### Recorded data
((
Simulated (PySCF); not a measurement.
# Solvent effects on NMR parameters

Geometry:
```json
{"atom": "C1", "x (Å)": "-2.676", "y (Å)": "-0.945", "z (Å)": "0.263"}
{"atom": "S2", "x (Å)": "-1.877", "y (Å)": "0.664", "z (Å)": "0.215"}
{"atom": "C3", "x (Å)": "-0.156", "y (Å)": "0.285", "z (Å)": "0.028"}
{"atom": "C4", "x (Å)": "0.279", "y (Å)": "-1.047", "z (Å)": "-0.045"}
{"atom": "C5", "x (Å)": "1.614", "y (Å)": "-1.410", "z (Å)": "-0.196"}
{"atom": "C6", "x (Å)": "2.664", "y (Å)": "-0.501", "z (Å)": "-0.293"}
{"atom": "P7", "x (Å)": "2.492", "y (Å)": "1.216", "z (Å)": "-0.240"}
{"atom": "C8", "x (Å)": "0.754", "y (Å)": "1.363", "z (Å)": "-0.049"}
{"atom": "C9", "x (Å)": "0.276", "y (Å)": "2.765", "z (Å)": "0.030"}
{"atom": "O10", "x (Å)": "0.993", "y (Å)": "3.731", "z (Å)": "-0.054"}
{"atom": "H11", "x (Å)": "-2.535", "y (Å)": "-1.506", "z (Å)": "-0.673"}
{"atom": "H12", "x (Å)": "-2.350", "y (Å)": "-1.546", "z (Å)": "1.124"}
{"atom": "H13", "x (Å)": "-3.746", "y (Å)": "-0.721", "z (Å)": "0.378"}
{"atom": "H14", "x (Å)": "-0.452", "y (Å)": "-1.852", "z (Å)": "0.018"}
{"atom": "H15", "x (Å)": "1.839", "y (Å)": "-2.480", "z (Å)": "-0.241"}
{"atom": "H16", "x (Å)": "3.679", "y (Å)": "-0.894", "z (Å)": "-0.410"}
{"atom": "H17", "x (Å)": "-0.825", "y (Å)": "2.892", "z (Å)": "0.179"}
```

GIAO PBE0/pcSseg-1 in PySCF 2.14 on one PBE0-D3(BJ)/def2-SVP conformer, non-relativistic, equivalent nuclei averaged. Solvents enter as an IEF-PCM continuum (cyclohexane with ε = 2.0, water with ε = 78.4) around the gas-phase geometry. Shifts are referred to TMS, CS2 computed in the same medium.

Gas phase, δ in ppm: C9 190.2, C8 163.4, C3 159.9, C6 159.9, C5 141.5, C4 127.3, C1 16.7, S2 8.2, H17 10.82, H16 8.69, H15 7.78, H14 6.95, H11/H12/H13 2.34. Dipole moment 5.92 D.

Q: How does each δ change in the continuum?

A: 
))

### Requirement
Give back precisely the lines above that start at the line containing "Gas phase, δ" and end at the line containing "Q: How does each δ change in the continuum?", inclusive. No other lines belong in the output.

### Written reply
Gas phase, δ in ppm: C9 190.2, C8 163.4, C3 159.9, C6 159.9, C5 141.5, C4 127.3, C1 16.7, S2 8.2, H17 10.82, H16 8.69, H15 7.78, H14 6.95, H11/H12/H13 2.34. Dipole moment 5.92 D.

Q: How does each δ change in the continuum?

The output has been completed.